*** Opening Recorded information ***
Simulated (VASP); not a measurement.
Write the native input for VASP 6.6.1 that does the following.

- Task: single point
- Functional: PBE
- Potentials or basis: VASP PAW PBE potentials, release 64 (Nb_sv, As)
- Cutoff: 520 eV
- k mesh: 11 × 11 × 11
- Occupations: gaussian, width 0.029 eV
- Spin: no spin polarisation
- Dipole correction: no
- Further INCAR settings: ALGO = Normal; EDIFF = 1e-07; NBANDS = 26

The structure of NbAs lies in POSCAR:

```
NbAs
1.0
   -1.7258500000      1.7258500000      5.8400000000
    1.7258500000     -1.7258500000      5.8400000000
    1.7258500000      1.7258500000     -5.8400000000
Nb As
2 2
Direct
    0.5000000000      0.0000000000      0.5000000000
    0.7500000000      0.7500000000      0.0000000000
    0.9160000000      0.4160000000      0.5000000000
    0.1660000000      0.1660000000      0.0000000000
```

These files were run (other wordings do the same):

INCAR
*** Closing Recorded information ***

• Task item: From start to finish, retype the records above with complete accuracy.

• Written answer:
Simulated (VASP); not a measurement.
Write the native input for VASP 6.6.1 that does the following.

- Task: single point
- Functional: PBE
- Potentials or basis: VASP PAW PBE potentials, release 64 (Nb_sv, As)
- Cutoff: 520 eV
- k mesh: 11 × 11 × 11
- Occupations: gaussian, width 0.029 eV
- Spin: no spin polarisation
- Dipole correction: no
- Further INCAR settings: ALGO = Normal; EDIFF = 1e-07; NBANDS = 26

The structure of NbAs lies in POSCAR:

```
NbAs
1.0
   -1.7258500000      1.7258500000      5.8400000000
    1.7258500000     -1.7258500000      5.8400000000
    1.7258500000      1.7258500000     -5.8400000000
Nb As
2 2
Direct
    0.5000000000      0.0000000000      0.5000000000
    0.7500000000      0.7500000000      0.0000000000
    0.9160000000      0.4160000000      0.5000000000
    0.1660000000      0.1660000000      0.0000000000
```

These files were run (other wordings do the same):

INCAR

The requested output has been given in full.